• _Data section_
┄┄┄┄┄┄┄┄┄┄
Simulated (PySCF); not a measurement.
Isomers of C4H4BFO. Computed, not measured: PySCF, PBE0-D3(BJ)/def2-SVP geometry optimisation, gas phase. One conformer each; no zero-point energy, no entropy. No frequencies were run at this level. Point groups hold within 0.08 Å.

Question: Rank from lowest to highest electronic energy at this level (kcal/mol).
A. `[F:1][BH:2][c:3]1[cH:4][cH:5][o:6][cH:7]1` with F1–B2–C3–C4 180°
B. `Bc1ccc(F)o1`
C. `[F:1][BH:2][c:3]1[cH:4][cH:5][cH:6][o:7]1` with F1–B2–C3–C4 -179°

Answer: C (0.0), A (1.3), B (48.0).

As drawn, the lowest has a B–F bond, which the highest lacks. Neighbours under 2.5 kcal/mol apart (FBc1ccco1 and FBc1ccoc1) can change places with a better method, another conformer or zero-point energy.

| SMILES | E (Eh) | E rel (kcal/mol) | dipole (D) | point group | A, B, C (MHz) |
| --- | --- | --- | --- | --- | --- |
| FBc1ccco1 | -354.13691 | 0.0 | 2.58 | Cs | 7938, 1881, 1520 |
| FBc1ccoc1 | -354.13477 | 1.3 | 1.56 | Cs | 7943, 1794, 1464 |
┄┄┄┄┄┄┄┄┄┄

• _Work item_
Once you have read the records, output each one exactly as written.

• _Answer space_
Simulated (PySCF); not a measurement.
Isomers of C4H4BFO. Computed, not measured: PySCF, PBE0-D3(BJ)/def2-SVP geometry optimisation, gas phase. One conformer each; no zero-point energy, no entropy. No frequencies were run at this level. Point groups hold within 0.08 Å.

Question: Rank from lowest to highest electronic energy at this level (kcal/mol).
A. `[F:1][BH:2][c:3]1[cH:4][cH:5][o:6][cH:7]1` with F1–B2–C3–C4 180°
B. `Bc1ccc(F)o1`
C. `[F:1][BH:2][c:3]1[cH:4][cH:5][cH:6][o:7]1` with F1–B2–C3–C4 -179°

Answer: C (0.0), A (1.3), B (48.0).

As drawn, the lowest has a B–F bond, which the highest lacks. Neighbours under 2.5 kcal/mol apart (FBc1ccco1 and FBc1ccoc1) can change places with a better method, another conformer or zero-point energy.

| SMILES | E (Eh) | E rel (kcal/mol) | dipole (D) | point group | A, B, C (MHz) |
| --- | --- | --- | --- | --- | --- |
| FBc1ccco1 | -354.13691 | 0.0 | 2.58 | Cs | 7938, 1881, 1520 |
| FBc1ccoc1 | -354.13477 | 1.3 | 1.56 | Cs | 7943, 1794, 1464 |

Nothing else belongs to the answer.